*Assignment*: Of all the entries below, only the lines from the one with "## 1. The molecule as given" up to and including the one with "20 atoms, charge" are to be duplicated exactly.

*Source material*:
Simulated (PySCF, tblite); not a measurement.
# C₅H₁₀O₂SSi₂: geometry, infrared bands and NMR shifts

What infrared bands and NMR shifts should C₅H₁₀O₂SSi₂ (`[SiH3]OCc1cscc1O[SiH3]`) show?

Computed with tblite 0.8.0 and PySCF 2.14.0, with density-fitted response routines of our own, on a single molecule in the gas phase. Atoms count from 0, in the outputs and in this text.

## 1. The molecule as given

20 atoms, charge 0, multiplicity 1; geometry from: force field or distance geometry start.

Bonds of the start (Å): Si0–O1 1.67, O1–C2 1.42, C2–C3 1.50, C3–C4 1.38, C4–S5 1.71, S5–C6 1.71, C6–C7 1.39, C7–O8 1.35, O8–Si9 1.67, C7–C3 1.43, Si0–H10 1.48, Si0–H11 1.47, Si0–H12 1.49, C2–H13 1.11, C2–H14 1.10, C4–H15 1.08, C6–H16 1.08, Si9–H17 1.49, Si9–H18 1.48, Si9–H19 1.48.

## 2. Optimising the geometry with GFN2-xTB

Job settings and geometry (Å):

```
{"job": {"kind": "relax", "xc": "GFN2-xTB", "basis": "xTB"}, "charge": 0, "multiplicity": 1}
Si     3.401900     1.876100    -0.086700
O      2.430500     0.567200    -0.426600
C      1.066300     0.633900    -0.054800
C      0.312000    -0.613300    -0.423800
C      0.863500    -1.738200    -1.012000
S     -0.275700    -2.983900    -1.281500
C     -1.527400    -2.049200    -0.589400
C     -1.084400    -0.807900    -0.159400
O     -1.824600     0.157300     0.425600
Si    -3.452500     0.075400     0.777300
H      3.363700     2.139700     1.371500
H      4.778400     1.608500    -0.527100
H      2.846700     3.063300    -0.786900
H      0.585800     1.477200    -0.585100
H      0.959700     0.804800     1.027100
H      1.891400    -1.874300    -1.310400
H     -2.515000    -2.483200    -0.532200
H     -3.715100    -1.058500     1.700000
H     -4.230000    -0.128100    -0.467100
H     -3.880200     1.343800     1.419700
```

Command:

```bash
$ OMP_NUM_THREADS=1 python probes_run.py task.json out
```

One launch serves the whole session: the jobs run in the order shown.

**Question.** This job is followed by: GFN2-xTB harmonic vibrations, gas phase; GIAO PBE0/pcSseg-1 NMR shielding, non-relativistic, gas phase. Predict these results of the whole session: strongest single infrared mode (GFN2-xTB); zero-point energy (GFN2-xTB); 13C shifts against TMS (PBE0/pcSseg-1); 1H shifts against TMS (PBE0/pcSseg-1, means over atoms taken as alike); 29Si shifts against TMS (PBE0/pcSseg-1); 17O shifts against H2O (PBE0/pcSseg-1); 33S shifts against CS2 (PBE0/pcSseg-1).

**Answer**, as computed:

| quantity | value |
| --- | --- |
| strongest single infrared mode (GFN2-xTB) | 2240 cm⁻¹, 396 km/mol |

*Exercise result*:
## 1. The molecule as given

20 atoms, charge 0, multiplicity 1; geometry from: force field or distance geometry start.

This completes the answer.